= = = = =
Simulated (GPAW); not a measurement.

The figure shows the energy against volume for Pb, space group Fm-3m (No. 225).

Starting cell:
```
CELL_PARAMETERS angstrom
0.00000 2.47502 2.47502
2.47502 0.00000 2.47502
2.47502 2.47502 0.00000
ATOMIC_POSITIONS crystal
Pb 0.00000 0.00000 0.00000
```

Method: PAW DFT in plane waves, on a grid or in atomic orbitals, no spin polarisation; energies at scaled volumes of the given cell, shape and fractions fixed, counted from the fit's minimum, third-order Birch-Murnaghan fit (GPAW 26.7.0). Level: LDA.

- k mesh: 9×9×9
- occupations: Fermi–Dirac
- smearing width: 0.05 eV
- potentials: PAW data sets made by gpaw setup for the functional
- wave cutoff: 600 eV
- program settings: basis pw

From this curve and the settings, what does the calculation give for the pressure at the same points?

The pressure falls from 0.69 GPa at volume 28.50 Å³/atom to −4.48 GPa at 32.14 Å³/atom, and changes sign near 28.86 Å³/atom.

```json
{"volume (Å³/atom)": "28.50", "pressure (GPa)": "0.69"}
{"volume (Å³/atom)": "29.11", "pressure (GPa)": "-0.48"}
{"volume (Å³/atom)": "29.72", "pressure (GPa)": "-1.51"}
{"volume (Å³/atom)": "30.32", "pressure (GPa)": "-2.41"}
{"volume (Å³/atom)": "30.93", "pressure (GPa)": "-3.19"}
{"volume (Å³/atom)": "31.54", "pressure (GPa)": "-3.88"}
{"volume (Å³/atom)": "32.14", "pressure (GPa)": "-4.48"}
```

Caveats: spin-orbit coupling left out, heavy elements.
= = = = =

Begin at the first line of the records above and quote every line verbatim through the one that contains "- k mesh: 9×9×9".

- Exercise answer -
Simulated (GPAW); not a measurement.

The figure shows the energy against volume for Pb, space group Fm-3m (No. 225).

Starting cell:
```
CELL_PARAMETERS angstrom
0.00000 2.47502 2.47502
2.47502 0.00000 2.47502
2.47502 2.47502 0.00000
ATOMIC_POSITIONS crystal
Pb 0.00000 0.00000 0.00000
```

Method: PAW DFT in plane waves, on a grid or in atomic orbitals, no spin polarisation; energies at scaled volumes of the given cell, shape and fractions fixed, counted from the fit's minimum, third-order Birch-Murnaghan fit (GPAW 26.7.0). Level: LDA.

- k mesh: 9×9×9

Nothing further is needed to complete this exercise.